(Data under study)
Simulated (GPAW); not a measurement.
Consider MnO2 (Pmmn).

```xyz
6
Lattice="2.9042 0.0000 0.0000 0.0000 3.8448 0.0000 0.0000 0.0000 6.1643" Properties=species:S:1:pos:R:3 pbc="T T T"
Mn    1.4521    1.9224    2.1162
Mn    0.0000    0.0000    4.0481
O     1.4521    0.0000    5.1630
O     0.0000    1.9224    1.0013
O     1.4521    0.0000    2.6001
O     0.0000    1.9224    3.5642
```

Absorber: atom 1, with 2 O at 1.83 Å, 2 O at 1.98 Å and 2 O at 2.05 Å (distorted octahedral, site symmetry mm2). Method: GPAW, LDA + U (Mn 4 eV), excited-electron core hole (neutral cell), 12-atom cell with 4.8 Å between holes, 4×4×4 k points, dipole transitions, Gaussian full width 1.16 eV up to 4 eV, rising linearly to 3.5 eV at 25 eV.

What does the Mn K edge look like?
(End Data under study)

- _Activity_: What you return should match the listing above exactly.

- _Written solution_:
Simulated (GPAW); not a measurement.
Consider MnO2 (Pmmn).

```xyz
6
Lattice="2.9042 0.0000 0.0000 0.0000 3.8448 0.0000 0.0000 0.0000 6.1643" Properties=species:S:1:pos:R:3 pbc="T T T"
Mn    1.4521    1.9224    2.1162
Mn    0.0000    0.0000    4.0481
O     1.4521    0.0000    5.1630
O     0.0000    1.9224    1.0013
O     1.4521    0.0000    2.6001
O     0.0000    1.9224    3.5642
```

Absorber: atom 1, with 2 O at 1.83 Å, 2 O at 1.98 Å and 2 O at 2.05 Å (distorted octahedral, site symmetry mm2). Method: GPAW, LDA + U (Mn 4 eV), excited-electron core hole (neutral cell), 12-atom cell with 4.8 Å between holes, 4×4×4 k points, dipole transitions, Gaussian full width 1.16 eV up to 4 eV, rising linearly to 3.5 eV at 25 eV.

What does the Mn K edge look like?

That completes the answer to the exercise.